_Extracted entries_:
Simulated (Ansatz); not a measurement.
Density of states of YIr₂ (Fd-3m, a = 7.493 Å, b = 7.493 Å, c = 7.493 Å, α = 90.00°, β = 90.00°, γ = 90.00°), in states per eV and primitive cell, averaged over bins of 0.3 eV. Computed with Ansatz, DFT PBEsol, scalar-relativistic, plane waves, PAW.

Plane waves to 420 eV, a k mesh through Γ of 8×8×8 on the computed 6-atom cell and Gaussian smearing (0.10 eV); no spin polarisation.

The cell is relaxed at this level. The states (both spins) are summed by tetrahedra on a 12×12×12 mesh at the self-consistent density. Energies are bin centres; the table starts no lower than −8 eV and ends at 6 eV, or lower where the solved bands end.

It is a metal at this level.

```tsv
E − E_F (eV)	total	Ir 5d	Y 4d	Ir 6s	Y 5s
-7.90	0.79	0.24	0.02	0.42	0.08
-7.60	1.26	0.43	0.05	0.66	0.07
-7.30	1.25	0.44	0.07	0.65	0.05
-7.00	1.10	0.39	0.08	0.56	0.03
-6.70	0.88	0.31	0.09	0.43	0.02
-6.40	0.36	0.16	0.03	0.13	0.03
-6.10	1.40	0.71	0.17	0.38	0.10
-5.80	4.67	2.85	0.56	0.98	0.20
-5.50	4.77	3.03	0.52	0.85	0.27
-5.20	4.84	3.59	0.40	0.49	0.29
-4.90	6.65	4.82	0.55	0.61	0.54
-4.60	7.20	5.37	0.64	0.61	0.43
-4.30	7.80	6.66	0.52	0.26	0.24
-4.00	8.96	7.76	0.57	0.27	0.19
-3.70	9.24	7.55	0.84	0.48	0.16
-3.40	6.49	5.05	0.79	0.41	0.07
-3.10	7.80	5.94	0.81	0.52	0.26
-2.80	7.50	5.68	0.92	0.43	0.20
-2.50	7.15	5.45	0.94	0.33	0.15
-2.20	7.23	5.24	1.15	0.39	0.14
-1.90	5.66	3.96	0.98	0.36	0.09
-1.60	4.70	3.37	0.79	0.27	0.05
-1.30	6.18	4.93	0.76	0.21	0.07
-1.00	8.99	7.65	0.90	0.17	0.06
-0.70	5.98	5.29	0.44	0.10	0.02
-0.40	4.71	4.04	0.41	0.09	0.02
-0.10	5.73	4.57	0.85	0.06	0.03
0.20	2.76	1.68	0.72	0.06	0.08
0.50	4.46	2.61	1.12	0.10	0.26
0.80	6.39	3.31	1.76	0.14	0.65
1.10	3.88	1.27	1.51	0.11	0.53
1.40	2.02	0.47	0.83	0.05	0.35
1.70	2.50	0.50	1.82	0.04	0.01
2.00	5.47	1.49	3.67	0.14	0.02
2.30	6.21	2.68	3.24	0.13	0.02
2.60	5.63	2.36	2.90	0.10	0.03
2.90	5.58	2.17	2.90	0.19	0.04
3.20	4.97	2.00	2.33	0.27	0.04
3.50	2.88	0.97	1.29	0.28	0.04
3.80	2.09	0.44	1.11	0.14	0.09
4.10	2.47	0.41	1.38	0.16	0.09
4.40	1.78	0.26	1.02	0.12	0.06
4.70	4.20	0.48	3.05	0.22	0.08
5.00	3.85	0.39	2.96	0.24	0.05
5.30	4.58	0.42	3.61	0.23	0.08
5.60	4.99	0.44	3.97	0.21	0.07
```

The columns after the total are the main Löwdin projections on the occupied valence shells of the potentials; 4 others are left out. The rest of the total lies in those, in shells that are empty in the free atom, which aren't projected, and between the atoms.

_Requirement_:
The answer should be the first line of the material and every line after it through the line containing "Plane waves to", exactly as written, and nothing else.

_Task response_:
Simulated (Ansatz); not a measurement.
Density of states of YIr₂ (Fd-3m, a = 7.493 Å, b = 7.493 Å, c = 7.493 Å, α = 90.00°, β = 90.00°, γ = 90.00°), in states per eV and primitive cell, averaged over bins of 0.3 eV. Computed with Ansatz, DFT PBEsol, scalar-relativistic, plane waves, PAW.

Plane waves to 420 eV, a k mesh through Γ of 8×8×8 on the computed 6-atom cell and Gaussian smearing (0.10 eV); no spin polarisation.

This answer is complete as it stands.